*DATA EXTRACTS*:
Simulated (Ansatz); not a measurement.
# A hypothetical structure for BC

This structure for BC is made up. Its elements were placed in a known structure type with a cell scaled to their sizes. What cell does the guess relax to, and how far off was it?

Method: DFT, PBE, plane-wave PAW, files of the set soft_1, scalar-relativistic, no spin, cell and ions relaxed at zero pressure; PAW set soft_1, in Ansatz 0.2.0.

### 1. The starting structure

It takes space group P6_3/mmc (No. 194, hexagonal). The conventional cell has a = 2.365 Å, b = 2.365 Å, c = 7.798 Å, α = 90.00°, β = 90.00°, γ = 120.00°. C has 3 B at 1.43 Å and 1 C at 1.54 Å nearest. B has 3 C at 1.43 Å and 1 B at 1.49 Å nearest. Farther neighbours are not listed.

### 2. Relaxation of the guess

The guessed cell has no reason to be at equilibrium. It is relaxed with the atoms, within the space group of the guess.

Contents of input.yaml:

*ACTIVITY*: Using the entries above, extract exactly the span from the line with "# A hypothetical structure for BC" to the line with "Method: DFT, PBE, plane-wave", both lines included; leave out everything else.

*WRITTEN ANSWER*:
# A hypothetical structure for BC

This structure for BC is made up. Its elements were placed in a known structure type with a cell scaled to their sizes. What cell does the guess relax to, and how far off was it?

Method: DFT, PBE, plane-wave PAW, files of the set soft_1, scalar-relativistic, no spin, cell and ions relaxed at zero pressure; PAW set soft_1, in Ansatz 0.2.0.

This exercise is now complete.